§ **Assigned task**: Transcribe the records below exactly, from their first line through the line containing "These are results". Omit every line after it.

§ **Data to examine**:
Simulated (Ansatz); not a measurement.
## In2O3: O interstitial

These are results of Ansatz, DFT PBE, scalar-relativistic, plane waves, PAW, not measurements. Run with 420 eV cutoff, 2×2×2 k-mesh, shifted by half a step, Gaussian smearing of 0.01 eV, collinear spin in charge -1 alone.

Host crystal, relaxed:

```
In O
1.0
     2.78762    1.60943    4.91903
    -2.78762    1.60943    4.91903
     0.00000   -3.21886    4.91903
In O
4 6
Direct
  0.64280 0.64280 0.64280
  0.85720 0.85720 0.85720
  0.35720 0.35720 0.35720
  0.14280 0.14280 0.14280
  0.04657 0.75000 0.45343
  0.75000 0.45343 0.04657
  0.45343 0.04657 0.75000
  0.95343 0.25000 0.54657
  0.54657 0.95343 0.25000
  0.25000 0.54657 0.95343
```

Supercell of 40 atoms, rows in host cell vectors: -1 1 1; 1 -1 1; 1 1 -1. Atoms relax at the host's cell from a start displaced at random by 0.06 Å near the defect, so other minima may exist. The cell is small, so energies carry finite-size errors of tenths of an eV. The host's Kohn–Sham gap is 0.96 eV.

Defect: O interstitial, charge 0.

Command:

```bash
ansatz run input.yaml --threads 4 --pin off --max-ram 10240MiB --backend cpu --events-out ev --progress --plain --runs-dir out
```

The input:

§ **Expected answer**:
Simulated (Ansatz); not a measurement.
## In2O3: O interstitial

These are results of Ansatz, DFT PBE, scalar-relativistic, plane waves, PAW, not measurements. Run with 420 eV cutoff, 2×2×2 k-mesh, shifted by half a step, Gaussian smearing of 0.01 eV, collinear spin in charge -1 alone.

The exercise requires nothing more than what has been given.